--
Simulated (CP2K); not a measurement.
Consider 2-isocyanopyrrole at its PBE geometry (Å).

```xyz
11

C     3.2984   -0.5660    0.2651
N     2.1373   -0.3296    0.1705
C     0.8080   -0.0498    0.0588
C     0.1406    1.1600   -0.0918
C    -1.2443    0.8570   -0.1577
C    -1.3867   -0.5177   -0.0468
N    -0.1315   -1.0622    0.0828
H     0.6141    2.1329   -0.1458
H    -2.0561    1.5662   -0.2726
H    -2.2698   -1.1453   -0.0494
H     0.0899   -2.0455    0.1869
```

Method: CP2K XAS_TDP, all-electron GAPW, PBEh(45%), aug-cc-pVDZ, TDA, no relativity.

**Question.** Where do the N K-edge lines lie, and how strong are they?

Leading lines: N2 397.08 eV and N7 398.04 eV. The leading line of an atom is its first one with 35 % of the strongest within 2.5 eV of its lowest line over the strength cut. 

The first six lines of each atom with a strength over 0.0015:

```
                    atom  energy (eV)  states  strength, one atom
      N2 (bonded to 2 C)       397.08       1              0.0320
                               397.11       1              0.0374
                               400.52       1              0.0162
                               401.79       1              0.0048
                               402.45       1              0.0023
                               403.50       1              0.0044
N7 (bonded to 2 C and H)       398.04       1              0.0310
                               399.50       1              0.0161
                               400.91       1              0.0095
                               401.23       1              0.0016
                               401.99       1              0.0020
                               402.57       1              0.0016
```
--

* **Work order**: Would you output, unchanged, each line from the start of the records to the line that holds "strong are they?", both included and nothing else?

* **Response**:
Simulated (CP2K); not a measurement.
Consider 2-isocyanopyrrole at its PBE geometry (Å).

```xyz
11

C     3.2984   -0.5660    0.2651
N     2.1373   -0.3296    0.1705
C     0.8080   -0.0498    0.0588
C     0.1406    1.1600   -0.0918
C    -1.2443    0.8570   -0.1577
C    -1.3867   -0.5177   -0.0468
N    -0.1315   -1.0622    0.0828
H     0.6141    2.1329   -0.1458
H    -2.0561    1.5662   -0.2726
H    -2.2698   -1.1453   -0.0494
H     0.0899   -2.0455    0.1869
```

Method: CP2K XAS_TDP, all-electron GAPW, PBEh(45%), aug-cc-pVDZ, TDA, no relativity.

**Question.** Where do the N K-edge lines lie, and how strong are they?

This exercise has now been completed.